_DATASET_
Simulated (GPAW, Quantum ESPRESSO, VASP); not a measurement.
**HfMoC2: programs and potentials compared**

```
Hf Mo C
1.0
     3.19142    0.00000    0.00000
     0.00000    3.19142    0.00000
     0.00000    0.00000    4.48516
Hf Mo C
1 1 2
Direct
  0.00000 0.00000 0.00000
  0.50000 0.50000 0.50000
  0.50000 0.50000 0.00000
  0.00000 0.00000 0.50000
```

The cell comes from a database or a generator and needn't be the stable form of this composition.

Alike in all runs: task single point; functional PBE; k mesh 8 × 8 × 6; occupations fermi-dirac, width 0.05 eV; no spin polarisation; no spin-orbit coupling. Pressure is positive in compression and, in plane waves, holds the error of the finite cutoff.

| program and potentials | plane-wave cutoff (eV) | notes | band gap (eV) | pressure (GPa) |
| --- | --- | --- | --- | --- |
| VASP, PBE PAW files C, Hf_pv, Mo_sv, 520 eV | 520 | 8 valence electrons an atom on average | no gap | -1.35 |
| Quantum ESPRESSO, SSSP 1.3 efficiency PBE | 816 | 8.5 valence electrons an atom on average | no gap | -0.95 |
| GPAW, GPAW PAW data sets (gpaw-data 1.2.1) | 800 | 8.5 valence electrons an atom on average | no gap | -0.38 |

_WORK TASK_
The full set of records must be transcribed character for character.

_EXPECTED ANSWER_
Simulated (GPAW, Quantum ESPRESSO, VASP); not a measurement.
**HfMoC2: programs and potentials compared**

```
Hf Mo C
1.0
     3.19142    0.00000    0.00000
     0.00000    3.19142    0.00000
     0.00000    0.00000    4.48516
Hf Mo C
1 1 2
Direct
  0.00000 0.00000 0.00000
  0.50000 0.50000 0.50000
  0.50000 0.50000 0.00000
  0.00000 0.00000 0.50000
```

The cell comes from a database or a generator and needn't be the stable form of this composition.

Alike in all runs: task single point; functional PBE; k mesh 8 × 8 × 6; occupations fermi-dirac, width 0.05 eV; no spin polarisation; no spin-orbit coupling. Pressure is positive in compression and, in plane waves, holds the error of the finite cutoff.

| program and potentials | plane-wave cutoff (eV) | notes | band gap (eV) | pressure (GPa) |
| --- | --- | --- | --- | --- |
| VASP, PBE PAW files C, Hf_pv, Mo_sv, 520 eV | 520 | 8 valence electrons an atom on average | no gap | -1.35 |
| Quantum ESPRESSO, SSSP 1.3 efficiency PBE | 816 | 8.5 valence electrons an atom on average | no gap | -0.95 |
| GPAW, GPAW PAW data sets (gpaw-data 1.2.1) | 800 | 8.5 valence electrons an atom on average | no gap | -0.38 |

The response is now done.